Requirement: Starting with the line that contains "Values are calculated" and stopping after the line that contains "The pair potential", copy the entries below exactly. Include nothing else.

Extracted data:
-*-
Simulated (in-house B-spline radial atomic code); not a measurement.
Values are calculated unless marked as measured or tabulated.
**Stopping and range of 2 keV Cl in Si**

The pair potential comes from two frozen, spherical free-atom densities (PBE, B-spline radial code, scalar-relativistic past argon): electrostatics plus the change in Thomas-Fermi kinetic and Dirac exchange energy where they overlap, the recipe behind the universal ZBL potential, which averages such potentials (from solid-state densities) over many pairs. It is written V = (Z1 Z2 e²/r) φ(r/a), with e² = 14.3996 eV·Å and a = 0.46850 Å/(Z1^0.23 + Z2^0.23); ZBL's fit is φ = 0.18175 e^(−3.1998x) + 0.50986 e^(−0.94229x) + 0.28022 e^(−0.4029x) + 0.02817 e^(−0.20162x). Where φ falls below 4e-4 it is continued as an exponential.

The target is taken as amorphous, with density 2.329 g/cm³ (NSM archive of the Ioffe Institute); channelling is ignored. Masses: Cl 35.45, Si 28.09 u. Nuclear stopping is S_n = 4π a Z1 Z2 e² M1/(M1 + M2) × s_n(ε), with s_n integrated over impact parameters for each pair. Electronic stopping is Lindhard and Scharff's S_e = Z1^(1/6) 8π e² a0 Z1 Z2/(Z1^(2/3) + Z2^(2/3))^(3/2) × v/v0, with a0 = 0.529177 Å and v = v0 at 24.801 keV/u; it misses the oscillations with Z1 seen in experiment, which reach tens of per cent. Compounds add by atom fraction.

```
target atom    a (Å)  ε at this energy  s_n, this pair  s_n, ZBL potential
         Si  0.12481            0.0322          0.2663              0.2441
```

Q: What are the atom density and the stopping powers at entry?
-*-

Answer area:
Values are calculated unless marked as measured or tabulated.
**Stopping and range of 2 keV Cl in Si**

The pair potential comes from two frozen, spherical free-atom densities (PBE, B-spline radial code, scalar-relativistic past argon): electrostatics plus the change in Thomas-Fermi kinetic and Dirac exchange energy where they overlap, the recipe behind the universal ZBL potential, which averages such potentials (from solid-state densities) over many pairs. It is written V = (Z1 Z2 e²/r) φ(r/a), with e² = 14.3996 eV·Å and a = 0.46850 Å/(Z1^0.23 + Z2^0.23); ZBL's fit is φ = 0.18175 e^(−3.1998x) + 0.50986 e^(−0.94229x) + 0.28022 e^(−0.4029x) + 0.02817 e^(−0.20162x). Where φ falls below 4e-4 it is continued as an exponential.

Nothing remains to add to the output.